__Information given__.
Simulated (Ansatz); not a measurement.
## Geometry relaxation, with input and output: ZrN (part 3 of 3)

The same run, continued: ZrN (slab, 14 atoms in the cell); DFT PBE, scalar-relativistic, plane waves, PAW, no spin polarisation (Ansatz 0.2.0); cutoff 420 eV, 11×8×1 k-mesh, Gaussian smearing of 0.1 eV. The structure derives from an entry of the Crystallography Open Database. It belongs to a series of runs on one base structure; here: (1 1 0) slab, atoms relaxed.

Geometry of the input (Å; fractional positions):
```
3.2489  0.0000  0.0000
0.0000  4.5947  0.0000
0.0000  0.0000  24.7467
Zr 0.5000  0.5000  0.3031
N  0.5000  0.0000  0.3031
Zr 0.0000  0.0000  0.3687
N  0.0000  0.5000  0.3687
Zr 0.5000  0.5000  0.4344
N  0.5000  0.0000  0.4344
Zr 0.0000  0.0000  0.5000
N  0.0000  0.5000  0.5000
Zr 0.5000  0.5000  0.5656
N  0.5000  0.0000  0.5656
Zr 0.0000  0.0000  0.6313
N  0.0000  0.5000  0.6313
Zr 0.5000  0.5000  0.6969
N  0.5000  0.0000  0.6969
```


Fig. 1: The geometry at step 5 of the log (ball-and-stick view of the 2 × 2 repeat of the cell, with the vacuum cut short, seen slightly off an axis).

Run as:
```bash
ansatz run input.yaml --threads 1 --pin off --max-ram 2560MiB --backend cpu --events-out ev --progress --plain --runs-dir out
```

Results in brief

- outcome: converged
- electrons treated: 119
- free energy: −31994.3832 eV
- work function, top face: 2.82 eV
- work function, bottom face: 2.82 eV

__Assignment__. Write every entry out again. Keep each one exact.

__Task response__.
Simulated (Ansatz); not a measurement.
## Geometry relaxation, with input and output: ZrN (part 3 of 3)

The same run, continued: ZrN (slab, 14 atoms in the cell); DFT PBE, scalar-relativistic, plane waves, PAW, no spin polarisation (Ansatz 0.2.0); cutoff 420 eV, 11×8×1 k-mesh, Gaussian smearing of 0.1 eV. The structure derives from an entry of the Crystallography Open Database. It belongs to a series of runs on one base structure; here: (1 1 0) slab, atoms relaxed.

Geometry of the input (Å; fractional positions):
```
3.2489  0.0000  0.0000
0.0000  4.5947  0.0000
0.0000  0.0000  24.7467
Zr 0.5000  0.5000  0.3031
N  0.5000  0.0000  0.3031
Zr 0.0000  0.0000  0.3687
N  0.0000  0.5000  0.3687
Zr 0.5000  0.5000  0.4344
N  0.5000  0.0000  0.4344
Zr 0.0000  0.0000  0.5000
N  0.0000  0.5000  0.5000
Zr 0.5000  0.5000  0.5656
N  0.5000  0.0000  0.5656
Zr 0.0000  0.0000  0.6313
N  0.0000  0.5000  0.6313
Zr 0.5000  0.5000  0.6969
N  0.5000  0.0000  0.6969
```


Fig. 1: The geometry at step 5 of the log (ball-and-stick view of the 2 × 2 repeat of the cell, with the vacuum cut short, seen slightly off an axis).

Run as:
```bash
ansatz run input.yaml --threads 1 --pin off --max-ram 2560MiB --backend cpu --events-out ev --progress --plain --runs-dir out
```

Results in brief

- outcome: converged
- electrons treated: 119
- free energy: −31994.3832 eV
- work function, top face: 2.82 eV
- work function, bottom face: 2.82 eV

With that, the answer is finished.